----------------------------------------

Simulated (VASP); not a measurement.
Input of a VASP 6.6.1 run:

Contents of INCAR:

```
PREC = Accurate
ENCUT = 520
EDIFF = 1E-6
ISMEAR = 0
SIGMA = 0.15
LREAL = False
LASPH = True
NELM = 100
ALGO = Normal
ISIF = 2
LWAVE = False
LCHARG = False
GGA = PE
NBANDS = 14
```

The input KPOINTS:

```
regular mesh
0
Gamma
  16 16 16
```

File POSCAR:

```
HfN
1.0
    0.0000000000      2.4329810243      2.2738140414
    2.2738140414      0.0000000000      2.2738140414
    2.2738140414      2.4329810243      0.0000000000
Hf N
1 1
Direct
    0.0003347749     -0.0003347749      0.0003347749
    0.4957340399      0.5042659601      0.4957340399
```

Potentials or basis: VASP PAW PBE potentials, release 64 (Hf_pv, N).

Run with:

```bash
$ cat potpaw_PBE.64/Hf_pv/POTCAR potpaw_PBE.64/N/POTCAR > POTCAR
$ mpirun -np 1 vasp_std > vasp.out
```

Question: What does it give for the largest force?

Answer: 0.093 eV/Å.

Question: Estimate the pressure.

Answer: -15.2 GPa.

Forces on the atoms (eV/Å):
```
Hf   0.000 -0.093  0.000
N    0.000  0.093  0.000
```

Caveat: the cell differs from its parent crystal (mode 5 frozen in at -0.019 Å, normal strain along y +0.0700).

----------------------------------------

- **WORK ITEM**
Reproduce exactly the lines of the records above from the one with "Input of a VASP" to the one with "Question: What does", both included, and leave out everything else.

- **YOUR SOLUTION**
Input of a VASP 6.6.1 run:

Contents of INCAR:

```
PREC = Accurate
ENCUT = 520
EDIFF = 1E-6
ISMEAR = 0
SIGMA = 0.15
LREAL = False
LASPH = True
NELM = 100
ALGO = Normal
ISIF = 2
LWAVE = False
LCHARG = False
GGA = PE
NBANDS = 14
```

The input KPOINTS:

```
regular mesh
0
Gamma
  16 16 16
```

File POSCAR:

```
HfN
1.0
    0.0000000000      2.4329810243      2.2738140414
    2.2738140414      0.0000000000      2.2738140414
    2.2738140414      2.4329810243      0.0000000000
Hf N
1 1
Direct
    0.0003347749     -0.0003347749      0.0003347749
    0.4957340399      0.5042659601      0.4957340399
```

Potentials or basis: VASP PAW PBE potentials, release 64 (Hf_pv, N).

Run with:

```bash
$ cat potpaw_PBE.64/Hf_pv/POTCAR potpaw_PBE.64/N/POTCAR > POTCAR
$ mpirun -np 1 vasp_std > vasp.out
```

Question: What does it give for the largest force?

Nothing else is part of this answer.